• [Given entries]
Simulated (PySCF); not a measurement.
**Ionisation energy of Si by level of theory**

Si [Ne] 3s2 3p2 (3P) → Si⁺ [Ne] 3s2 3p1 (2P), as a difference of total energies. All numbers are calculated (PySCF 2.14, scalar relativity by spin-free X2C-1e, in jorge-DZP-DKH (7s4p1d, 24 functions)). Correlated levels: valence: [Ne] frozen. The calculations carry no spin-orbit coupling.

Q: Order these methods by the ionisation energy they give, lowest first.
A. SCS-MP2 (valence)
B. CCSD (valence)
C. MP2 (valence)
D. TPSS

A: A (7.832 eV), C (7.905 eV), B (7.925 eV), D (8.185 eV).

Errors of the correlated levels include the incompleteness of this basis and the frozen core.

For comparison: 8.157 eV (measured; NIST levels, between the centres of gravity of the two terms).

• [Assigned task] In the listing above, please print only the lines from the first one to the line where "Errors of the" appears, exactly as written, both of those lines included.

• [Exercise answer]
Simulated (PySCF); not a measurement.
**Ionisation energy of Si by level of theory**

Si [Ne] 3s2 3p2 (3P) → Si⁺ [Ne] 3s2 3p1 (2P), as a difference of total energies. All numbers are calculated (PySCF 2.14, scalar relativity by spin-free X2C-1e, in jorge-DZP-DKH (7s4p1d, 24 functions)). Correlated levels: valence: [Ne] frozen. The calculations carry no spin-orbit coupling.

Q: Order these methods by the ionisation energy they give, lowest first.
A. SCS-MP2 (valence)
B. CCSD (valence)
C. MP2 (valence)
D. TPSS

A: A (7.832 eV), C (7.905 eV), B (7.925 eV), D (8.185 eV).

Errors of the correlated levels include the incompleteness of this basis and the frozen core.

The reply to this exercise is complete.